▶ [Study material]:

☆ ☆ ☆ ☆ ☆ ☆ ☆

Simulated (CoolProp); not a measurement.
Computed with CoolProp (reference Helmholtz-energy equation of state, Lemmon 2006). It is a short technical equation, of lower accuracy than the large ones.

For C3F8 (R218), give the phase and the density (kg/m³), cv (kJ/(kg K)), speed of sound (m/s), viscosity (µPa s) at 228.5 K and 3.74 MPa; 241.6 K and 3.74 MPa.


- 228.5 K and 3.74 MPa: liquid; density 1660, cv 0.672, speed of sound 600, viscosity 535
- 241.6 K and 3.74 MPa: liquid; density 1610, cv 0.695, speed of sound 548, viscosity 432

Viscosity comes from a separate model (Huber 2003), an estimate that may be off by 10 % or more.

☆ ☆ ☆ ☆ ☆ ☆ ☆

▶ [Work request]: When you reach the line in the material above that holds "Computed with CoolProp", begin reproducing lines exactly, and stop after the line that holds "- 241.6 K and".

▶ [Response area]:
Computed with CoolProp (reference Helmholtz-energy equation of state, Lemmon 2006). It is a short technical equation, of lower accuracy than the large ones.

For C3F8 (R218), give the phase and the density (kg/m³), cv (kJ/(kg K)), speed of sound (m/s), viscosity (µPa s) at 228.5 K and 3.74 MPa; 241.6 K and 3.74 MPa.


- 228.5 K and 3.74 MPa: liquid; density 1660, cv 0.672, speed of sound 600, viscosity 535
- 241.6 K and 3.74 MPa: liquid; density 1610, cv 0.695, speed of sound 548, viscosity 432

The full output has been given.